EXERCISE
I'd like an exact copy of every line from the start of the entries below through the line containing "Question: How do", please.

** RECORDS SUPPLIED follows **

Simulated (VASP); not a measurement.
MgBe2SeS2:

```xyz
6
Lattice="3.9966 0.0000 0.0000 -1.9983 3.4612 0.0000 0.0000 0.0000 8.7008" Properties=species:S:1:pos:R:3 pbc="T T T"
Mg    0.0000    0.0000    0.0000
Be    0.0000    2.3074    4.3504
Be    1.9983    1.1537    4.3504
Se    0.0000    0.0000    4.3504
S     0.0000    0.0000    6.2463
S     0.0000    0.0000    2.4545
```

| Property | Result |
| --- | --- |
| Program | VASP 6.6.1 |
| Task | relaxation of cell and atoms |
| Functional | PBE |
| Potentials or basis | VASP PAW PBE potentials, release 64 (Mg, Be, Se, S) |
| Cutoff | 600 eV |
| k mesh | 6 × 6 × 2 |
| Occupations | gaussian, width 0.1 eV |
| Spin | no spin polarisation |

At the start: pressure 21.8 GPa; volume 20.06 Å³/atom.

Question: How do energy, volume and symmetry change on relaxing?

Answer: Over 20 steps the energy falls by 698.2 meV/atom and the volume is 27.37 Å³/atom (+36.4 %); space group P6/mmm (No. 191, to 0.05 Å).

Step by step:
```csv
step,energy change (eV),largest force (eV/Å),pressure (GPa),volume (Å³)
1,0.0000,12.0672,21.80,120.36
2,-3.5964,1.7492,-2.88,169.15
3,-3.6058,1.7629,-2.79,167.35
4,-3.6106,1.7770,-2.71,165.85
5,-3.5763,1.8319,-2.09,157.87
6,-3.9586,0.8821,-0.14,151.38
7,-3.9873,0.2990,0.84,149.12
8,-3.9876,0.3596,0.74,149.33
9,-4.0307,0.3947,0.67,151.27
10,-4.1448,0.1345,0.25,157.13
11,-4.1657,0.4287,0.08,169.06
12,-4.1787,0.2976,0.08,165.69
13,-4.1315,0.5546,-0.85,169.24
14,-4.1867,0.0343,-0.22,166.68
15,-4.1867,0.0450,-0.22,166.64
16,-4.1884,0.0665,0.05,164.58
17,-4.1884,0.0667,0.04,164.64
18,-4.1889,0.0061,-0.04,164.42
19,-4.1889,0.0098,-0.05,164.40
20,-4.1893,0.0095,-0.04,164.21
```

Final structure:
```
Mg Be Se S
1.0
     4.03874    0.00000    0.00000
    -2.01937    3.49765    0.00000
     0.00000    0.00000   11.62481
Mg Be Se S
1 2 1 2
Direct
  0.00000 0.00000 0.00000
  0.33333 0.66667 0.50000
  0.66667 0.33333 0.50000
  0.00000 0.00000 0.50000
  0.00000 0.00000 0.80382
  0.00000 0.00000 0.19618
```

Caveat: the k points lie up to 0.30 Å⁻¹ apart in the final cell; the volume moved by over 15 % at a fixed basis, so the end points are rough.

** End of RECORDS SUPPLIED **

RESPONSE
Simulated (VASP); not a measurement.
MgBe2SeS2:

```xyz
6
Lattice="3.9966 0.0000 0.0000 -1.9983 3.4612 0.0000 0.0000 0.0000 8.7008" Properties=species:S:1:pos:R:3 pbc="T T T"
Mg    0.0000    0.0000    0.0000
Be    0.0000    2.3074    4.3504
Be    1.9983    1.1537    4.3504
Se    0.0000    0.0000    4.3504
S     0.0000    0.0000    6.2463
S     0.0000    0.0000    2.4545
```

| Property | Result |
| --- | --- |
| Program | VASP 6.6.1 |
| Task | relaxation of cell and atoms |
| Functional | PBE |
| Potentials or basis | VASP PAW PBE potentials, release 64 (Mg, Be, Se, S) |
| Cutoff | 600 eV |
| k mesh | 6 × 6 × 2 |
| Occupations | gaussian, width 0.1 eV |
| Spin | no spin polarisation |

At the start: pressure 21.8 GPa; volume 20.06 Å³/atom.

Question: How do energy, volume and symmetry change on relaxing?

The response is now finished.